MATERIAL PROVIDED >>
────────

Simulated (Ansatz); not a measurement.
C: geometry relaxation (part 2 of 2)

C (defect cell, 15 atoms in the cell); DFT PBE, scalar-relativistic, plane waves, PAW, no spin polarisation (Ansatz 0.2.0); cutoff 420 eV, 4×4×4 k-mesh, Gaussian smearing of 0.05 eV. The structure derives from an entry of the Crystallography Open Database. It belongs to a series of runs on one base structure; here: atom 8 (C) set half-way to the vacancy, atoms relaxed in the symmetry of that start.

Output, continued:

────────

WORK ORDER >> The data above should be reproduced in full, word for word.

PROBLEM SOLUTION >>
Simulated (Ansatz); not a measurement.
C: geometry relaxation (part 2 of 2)

C (defect cell, 15 atoms in the cell); DFT PBE, scalar-relativistic, plane waves, PAW, no spin polarisation (Ansatz 0.2.0); cutoff 420 eV, 4×4×4 k-mesh, Gaussian smearing of 0.05 eV. The structure derives from an entry of the Crystallography Open Database. It belongs to a series of runs on one base structure; here: atom 8 (C) set half-way to the vacancy, atoms relaxed in the symmetry of that start.

Output, continued:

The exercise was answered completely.